○ ○ ○
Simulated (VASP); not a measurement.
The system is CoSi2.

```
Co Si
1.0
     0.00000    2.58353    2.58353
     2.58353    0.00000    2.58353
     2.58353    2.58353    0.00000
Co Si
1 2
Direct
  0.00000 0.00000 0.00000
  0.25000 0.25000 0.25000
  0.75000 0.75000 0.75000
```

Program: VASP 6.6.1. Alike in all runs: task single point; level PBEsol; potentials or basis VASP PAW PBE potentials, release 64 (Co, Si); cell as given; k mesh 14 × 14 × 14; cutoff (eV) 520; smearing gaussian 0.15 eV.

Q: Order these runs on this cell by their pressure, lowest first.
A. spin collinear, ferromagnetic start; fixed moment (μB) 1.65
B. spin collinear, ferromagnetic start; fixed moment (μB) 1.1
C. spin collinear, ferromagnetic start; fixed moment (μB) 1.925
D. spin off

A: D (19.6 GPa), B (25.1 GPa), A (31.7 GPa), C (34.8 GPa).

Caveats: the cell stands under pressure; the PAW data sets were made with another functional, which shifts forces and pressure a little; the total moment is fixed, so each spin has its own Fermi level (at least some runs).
○ ○ ○

- [Action item]:
Restate the data verbatim through the "A: D (19.6 GPa), B" line.

- [Your solution]:
Simulated (VASP); not a measurement.
The system is CoSi2.

```
Co Si
1.0
     0.00000    2.58353    2.58353
     2.58353    0.00000    2.58353
     2.58353    2.58353    0.00000
Co Si
1 2
Direct
  0.00000 0.00000 0.00000
  0.25000 0.25000 0.25000
  0.75000 0.75000 0.75000
```

Program: VASP 6.6.1. Alike in all runs: task single point; level PBEsol; potentials or basis VASP PAW PBE potentials, release 64 (Co, Si); cell as given; k mesh 14 × 14 × 14; cutoff (eV) 520; smearing gaussian 0.15 eV.

Q: Order these runs on this cell by their pressure, lowest first.
A. spin collinear, ferromagnetic start; fixed moment (μB) 1.65
B. spin collinear, ferromagnetic start; fixed moment (μB) 1.1
C. spin collinear, ferromagnetic start; fixed moment (μB) 1.925
D. spin off

A: D (19.6 GPa), B (25.1 GPa), A (31.7 GPa), C (34.8 GPa).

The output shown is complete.